**Work instruction:**
In the reply, include exactly the lines of the entries below from the first to the line with "Numbers of over", that line included.

**Data:**

==========

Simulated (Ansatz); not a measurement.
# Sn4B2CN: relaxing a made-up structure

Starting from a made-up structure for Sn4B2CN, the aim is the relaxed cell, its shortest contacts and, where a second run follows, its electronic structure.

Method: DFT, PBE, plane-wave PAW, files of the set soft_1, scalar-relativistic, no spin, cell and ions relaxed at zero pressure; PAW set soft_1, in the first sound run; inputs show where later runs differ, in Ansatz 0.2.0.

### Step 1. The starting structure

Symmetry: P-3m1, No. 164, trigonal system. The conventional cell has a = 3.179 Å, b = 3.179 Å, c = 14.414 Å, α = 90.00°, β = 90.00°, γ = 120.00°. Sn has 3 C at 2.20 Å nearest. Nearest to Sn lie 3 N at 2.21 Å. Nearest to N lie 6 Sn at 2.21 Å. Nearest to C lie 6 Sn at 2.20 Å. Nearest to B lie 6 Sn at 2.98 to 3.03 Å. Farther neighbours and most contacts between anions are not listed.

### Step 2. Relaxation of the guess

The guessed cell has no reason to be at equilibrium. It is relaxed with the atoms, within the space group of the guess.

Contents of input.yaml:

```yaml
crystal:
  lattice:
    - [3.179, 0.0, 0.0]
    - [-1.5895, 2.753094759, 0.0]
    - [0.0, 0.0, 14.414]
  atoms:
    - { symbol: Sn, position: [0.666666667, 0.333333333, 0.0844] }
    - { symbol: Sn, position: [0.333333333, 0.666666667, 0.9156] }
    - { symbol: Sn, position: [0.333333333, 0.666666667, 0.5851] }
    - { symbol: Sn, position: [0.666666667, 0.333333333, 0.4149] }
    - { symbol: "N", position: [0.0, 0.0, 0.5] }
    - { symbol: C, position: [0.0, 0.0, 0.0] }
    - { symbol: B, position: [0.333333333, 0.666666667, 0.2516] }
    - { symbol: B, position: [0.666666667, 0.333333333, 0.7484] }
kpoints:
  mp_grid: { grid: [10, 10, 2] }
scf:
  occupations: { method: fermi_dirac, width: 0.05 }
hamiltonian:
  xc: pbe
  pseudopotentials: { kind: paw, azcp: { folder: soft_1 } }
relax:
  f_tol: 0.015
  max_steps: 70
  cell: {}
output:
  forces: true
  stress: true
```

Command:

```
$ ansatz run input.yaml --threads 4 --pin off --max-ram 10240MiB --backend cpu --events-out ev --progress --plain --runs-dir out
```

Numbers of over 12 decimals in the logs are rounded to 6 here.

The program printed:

==========

**Response box:**
Simulated (Ansatz); not a measurement.
# Sn4B2CN: relaxing a made-up structure

Starting from a made-up structure for Sn4B2CN, the aim is the relaxed cell, its shortest contacts and, where a second run follows, its electronic structure.

Method: DFT, PBE, plane-wave PAW, files of the set soft_1, scalar-relativistic, no spin, cell and ions relaxed at zero pressure; PAW set soft_1, in the first sound run; inputs show where later runs differ, in Ansatz 0.2.0.

### Step 1. The starting structure

Symmetry: P-3m1, No. 164, trigonal system. The conventional cell has a = 3.179 Å, b = 3.179 Å, c = 14.414 Å, α = 90.00°, β = 90.00°, γ = 120.00°. Sn has 3 C at 2.20 Å nearest. Nearest to Sn lie 3 N at 2.21 Å. Nearest to N lie 6 Sn at 2.21 Å. Nearest to C lie 6 Sn at 2.20 Å. Nearest to B lie 6 Sn at 2.98 to 3.03 Å. Farther neighbours and most contacts between anions are not listed.

### Step 2. Relaxation of the guess

The guessed cell has no reason to be at equilibrium. It is relaxed with the atoms, within the space group of the guess.

Contents of input.yaml:

```yaml
crystal:
  lattice:
    - [3.179, 0.0, 0.0]
    - [-1.5895, 2.753094759, 0.0]
    - [0.0, 0.0, 14.414]
  atoms:
    - { symbol: Sn, position: [0.666666667, 0.333333333, 0.0844] }
    - { symbol: Sn, position: [0.333333333, 0.666666667, 0.9156] }
    - { symbol: Sn, position: [0.333333333, 0.666666667, 0.5851] }
    - { symbol: Sn, position: [0.666666667, 0.333333333, 0.4149] }
    - { symbol: "N", position: [0.0, 0.0, 0.5] }
    - { symbol: C, position: [0.0, 0.0, 0.0] }
    - { symbol: B, position: [0.333333333, 0.666666667, 0.2516] }
    - { symbol: B, position: [0.666666667, 0.333333333, 0.7484] }
kpoints:
  mp_grid: { grid: [10, 10, 2] }
scf:
  occupations: { method: fermi_dirac, width: 0.05 }
hamiltonian:
  xc: pbe
  pseudopotentials: { kind: paw, azcp: { folder: soft_1 } }
relax:
  f_tol: 0.015
  max_steps: 70
  cell: {}
output:
  forces: true
  stress: true
```

Command:

```
$ ansatz run input.yaml --threads 4 --pin off --max-ram 10240MiB --backend cpu --events-out ev --progress --plain --runs-dir out
```

Numbers of over 12 decimals in the logs are rounded to 6 here.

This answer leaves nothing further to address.